*** Excerpted data ***

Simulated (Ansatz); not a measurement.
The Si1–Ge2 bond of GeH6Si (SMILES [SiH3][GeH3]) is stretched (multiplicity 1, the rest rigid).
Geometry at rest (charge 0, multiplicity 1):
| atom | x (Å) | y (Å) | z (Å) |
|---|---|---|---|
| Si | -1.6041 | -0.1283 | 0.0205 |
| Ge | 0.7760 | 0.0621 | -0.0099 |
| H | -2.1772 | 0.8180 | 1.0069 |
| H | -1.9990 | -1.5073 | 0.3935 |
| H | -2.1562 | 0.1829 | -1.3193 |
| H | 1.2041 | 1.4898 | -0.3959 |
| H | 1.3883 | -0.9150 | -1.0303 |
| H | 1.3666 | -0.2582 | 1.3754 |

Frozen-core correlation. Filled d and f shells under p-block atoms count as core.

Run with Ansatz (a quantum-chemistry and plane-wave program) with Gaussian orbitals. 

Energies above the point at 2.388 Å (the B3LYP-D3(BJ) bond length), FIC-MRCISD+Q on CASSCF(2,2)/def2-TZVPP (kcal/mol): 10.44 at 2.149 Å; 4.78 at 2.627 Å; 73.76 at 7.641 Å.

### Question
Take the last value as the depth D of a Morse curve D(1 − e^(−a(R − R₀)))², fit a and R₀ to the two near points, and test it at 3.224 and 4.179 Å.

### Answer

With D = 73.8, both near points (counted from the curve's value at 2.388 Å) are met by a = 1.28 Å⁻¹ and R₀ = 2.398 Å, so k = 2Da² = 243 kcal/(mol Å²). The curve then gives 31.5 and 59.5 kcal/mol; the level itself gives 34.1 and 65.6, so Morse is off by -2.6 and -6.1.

*** End of Excerpted data ***

**Work order:**
Please output an exact copy of the lines above, from the opening line of the data down to the line that contains "-0.1283 | 0.0205 |".

**Expected answer:**
Simulated (Ansatz); not a measurement.
The Si1–Ge2 bond of GeH6Si (SMILES [SiH3][GeH3]) is stretched (multiplicity 1, the rest rigid).
Geometry at rest (charge 0, multiplicity 1):
| atom | x (Å) | y (Å) | z (Å) |
|---|---|---|---|
| Si | -1.6041 | -0.1283 | 0.0205 |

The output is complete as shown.